• [REQUIREMENT]
In your reply, reproduce the lines from the first one below to the line containing "Space group I4_1/amd", inclusive, exactly as they stand.

• [DATA SUPPLIED]
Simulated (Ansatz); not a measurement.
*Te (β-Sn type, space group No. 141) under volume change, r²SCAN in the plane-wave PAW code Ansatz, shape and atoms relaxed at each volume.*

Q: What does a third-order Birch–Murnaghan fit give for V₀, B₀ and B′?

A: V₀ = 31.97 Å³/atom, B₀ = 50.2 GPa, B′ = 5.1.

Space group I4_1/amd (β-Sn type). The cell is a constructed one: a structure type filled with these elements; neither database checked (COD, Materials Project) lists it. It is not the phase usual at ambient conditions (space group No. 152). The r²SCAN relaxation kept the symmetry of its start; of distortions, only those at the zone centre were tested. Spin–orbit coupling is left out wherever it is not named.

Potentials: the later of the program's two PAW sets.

• [TASK OUTPUT]
Simulated (Ansatz); not a measurement.
*Te (β-Sn type, space group No. 141) under volume change, r²SCAN in the plane-wave PAW code Ansatz, shape and atoms relaxed at each volume.*

Q: What does a third-order Birch–Murnaghan fit give for V₀, B₀ and B′?

A: V₀ = 31.97 Å³/atom, B₀ = 50.2 GPa, B′ = 5.1.

Space group I4_1/amd (β-Sn type). The cell is a constructed one: a structure type filled with these elements; neither database checked (COD, Materials Project) lists it. It is not the phase usual at ambient conditions (space group No. 152). The r²SCAN relaxation kept the symmetry of its start; of distortions, only those at the zone centre were tested. Spin–orbit coupling is left out wherever it is not named.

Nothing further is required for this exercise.